**Task item:** Every entry must be output exactly as it was written.

*** Supplied records

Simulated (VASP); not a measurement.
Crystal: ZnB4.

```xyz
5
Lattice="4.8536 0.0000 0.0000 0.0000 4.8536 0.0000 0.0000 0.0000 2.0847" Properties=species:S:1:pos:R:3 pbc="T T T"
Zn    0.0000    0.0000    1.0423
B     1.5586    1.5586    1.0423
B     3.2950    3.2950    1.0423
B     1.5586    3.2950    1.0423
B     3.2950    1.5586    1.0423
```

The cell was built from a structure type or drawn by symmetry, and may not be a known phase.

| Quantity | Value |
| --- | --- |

******

**Your solution:**
Simulated (VASP); not a measurement.
Crystal: ZnB4.

```xyz
5
Lattice="4.8536 0.0000 0.0000 0.0000 4.8536 0.0000 0.0000 0.0000 2.0847" Properties=species:S:1:pos:R:3 pbc="T T T"
Zn    0.0000    0.0000    1.0423
B     1.5586    1.5586    1.0423
B     3.2950    3.2950    1.0423
B     1.5586    3.2950    1.0423
B     3.2950    1.5586    1.0423
```

The cell was built from a structure type or drawn by symmetry, and may not be a known phase.

| Quantity | Value |
| --- | --- |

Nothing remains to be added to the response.